[Listed records]:
--- START ---

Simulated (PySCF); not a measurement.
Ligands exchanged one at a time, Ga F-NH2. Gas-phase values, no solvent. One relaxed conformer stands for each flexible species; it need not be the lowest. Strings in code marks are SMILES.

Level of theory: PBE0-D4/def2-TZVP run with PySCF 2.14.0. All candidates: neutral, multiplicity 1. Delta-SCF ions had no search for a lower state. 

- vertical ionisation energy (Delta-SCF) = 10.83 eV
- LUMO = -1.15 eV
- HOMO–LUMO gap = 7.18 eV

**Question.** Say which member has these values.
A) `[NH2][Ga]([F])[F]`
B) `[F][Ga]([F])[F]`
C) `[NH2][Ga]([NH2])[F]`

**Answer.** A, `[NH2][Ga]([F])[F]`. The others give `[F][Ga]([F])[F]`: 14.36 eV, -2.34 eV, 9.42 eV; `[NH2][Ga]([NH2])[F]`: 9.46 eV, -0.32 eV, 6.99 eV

--- END ---

[Requirement]: Transcribe the material exactly as it reads.

[Worked solution]:
Simulated (PySCF); not a measurement.
Ligands exchanged one at a time, Ga F-NH2. Gas-phase values, no solvent. One relaxed conformer stands for each flexible species; it need not be the lowest. Strings in code marks are SMILES.

Level of theory: PBE0-D4/def2-TZVP run with PySCF 2.14.0. All candidates: neutral, multiplicity 1. Delta-SCF ions had no search for a lower state. 

- vertical ionisation energy (Delta-SCF) = 10.83 eV
- LUMO = -1.15 eV
- HOMO–LUMO gap = 7.18 eV

**Question.** Say which member has these values.
A) `[NH2][Ga]([F])[F]`
B) `[F][Ga]([F])[F]`
C) `[NH2][Ga]([NH2])[F]`

**Answer.** A, `[NH2][Ga]([F])[F]`. The others give `[F][Ga]([F])[F]`: 14.36 eV, -2.34 eV, 9.42 eV; `[NH2][Ga]([NH2])[F]`: 9.46 eV, -0.32 eV, 6.99 eV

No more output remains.